Work item → A word-for-word copy of the whole listing is required.

Provided data →
+++
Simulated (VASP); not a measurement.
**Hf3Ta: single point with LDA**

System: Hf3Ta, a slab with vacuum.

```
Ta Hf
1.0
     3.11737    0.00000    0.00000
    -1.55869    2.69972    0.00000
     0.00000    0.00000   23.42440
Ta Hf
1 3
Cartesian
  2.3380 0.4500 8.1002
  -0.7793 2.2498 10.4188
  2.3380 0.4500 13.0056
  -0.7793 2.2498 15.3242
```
+++

Exercise answer →
Simulated (VASP); not a measurement.
**Hf3Ta: single point with LDA**

System: Hf3Ta, a slab with vacuum.

```
Ta Hf
1.0
     3.11737    0.00000    0.00000
    -1.55869    2.69972    0.00000
     0.00000    0.00000   23.42440
Ta Hf
1 3
Cartesian
  2.3380 0.4500 8.1002
  -0.7793 2.2498 10.4188
  2.3380 0.4500 13.0056
  -0.7793 2.2498 15.3242
```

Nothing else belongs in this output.